## Source information
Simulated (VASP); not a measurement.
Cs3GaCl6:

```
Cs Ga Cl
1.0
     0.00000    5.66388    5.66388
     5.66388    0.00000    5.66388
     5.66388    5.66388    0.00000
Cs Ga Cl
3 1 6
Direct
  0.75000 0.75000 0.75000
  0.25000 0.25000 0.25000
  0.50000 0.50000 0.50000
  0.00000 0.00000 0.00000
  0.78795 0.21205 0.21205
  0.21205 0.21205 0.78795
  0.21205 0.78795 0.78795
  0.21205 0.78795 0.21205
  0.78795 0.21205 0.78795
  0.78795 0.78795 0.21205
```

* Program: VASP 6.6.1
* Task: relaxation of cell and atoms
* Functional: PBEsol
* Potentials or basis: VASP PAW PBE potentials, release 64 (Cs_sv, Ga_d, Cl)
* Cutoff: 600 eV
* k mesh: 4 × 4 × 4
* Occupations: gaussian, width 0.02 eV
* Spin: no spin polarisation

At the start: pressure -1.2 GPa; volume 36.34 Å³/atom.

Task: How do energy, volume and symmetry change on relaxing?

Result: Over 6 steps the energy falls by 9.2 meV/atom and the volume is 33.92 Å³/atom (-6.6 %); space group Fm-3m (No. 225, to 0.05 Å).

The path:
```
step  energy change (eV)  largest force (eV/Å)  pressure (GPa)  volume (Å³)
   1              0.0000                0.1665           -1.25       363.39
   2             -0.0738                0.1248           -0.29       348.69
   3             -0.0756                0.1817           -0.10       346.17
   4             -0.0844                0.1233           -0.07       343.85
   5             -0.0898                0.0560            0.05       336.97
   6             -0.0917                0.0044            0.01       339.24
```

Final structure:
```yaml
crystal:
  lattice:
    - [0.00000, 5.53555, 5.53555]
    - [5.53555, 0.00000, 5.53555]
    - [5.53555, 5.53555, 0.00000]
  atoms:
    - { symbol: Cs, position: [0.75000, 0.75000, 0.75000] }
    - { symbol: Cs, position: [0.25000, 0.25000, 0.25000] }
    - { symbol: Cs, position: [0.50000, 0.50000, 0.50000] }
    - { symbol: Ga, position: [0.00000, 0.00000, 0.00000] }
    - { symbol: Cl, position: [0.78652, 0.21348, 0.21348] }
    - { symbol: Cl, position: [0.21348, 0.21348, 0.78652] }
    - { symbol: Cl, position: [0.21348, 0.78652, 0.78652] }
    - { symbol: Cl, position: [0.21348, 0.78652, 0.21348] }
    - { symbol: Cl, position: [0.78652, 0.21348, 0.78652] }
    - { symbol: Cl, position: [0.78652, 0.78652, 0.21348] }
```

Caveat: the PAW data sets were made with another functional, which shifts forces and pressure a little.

## Assignment
From the records above, repeat exactly the lines from the one with "(Cs_sv, Ga_d, Cl)" through the one with "At the start: pressure", both included.

## Task response
* Potentials or basis: VASP PAW PBE potentials, release 64 (Cs_sv, Ga_d, Cl)
* Cutoff: 600 eV
* k mesh: 4 × 4 × 4
* Occupations: gaussian, width 0.02 eV
* Spin: no spin polarisation

At the start: pressure -1.2 GPa; volume 36.34 Å³/atom.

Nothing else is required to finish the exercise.